Dataset extract:
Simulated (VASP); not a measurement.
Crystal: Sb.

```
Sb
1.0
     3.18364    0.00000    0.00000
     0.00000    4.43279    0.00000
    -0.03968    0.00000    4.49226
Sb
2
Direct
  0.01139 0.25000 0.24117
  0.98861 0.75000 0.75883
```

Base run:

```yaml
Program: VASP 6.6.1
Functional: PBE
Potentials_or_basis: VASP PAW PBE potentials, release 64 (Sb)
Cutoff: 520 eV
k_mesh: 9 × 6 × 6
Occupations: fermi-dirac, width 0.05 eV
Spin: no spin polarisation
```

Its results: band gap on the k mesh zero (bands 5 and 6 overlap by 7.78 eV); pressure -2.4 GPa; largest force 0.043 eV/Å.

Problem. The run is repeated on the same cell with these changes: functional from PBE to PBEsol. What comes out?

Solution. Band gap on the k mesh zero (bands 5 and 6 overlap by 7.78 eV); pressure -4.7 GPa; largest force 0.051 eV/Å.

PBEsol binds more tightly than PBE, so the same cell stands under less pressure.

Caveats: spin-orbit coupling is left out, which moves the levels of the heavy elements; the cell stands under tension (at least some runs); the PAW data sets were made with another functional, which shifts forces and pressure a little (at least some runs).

Work task: The response must consist solely of the lines from the first line of the entries through the line containing "Problem. The run", repeated exactly.

Answer section:
Simulated (VASP); not a measurement.
Crystal: Sb.

```
Sb
1.0
     3.18364    0.00000    0.00000
     0.00000    4.43279    0.00000
    -0.03968    0.00000    4.49226
Sb
2
Direct
  0.01139 0.25000 0.24117
  0.98861 0.75000 0.75883
```

Base run:

```yaml
Program: VASP 6.6.1
Functional: PBE
Potentials_or_basis: VASP PAW PBE potentials, release 64 (Sb)
Cutoff: 520 eV
k_mesh: 9 × 6 × 6
Occupations: fermi-dirac, width 0.05 eV
Spin: no spin polarisation
```

Its results: band gap on the k mesh zero (bands 5 and 6 overlap by 7.78 eV); pressure -2.4 GPa; largest force 0.043 eV/Å.

Problem. The run is repeated on the same cell with these changes: functional from PBE to PBEsol. What comes out?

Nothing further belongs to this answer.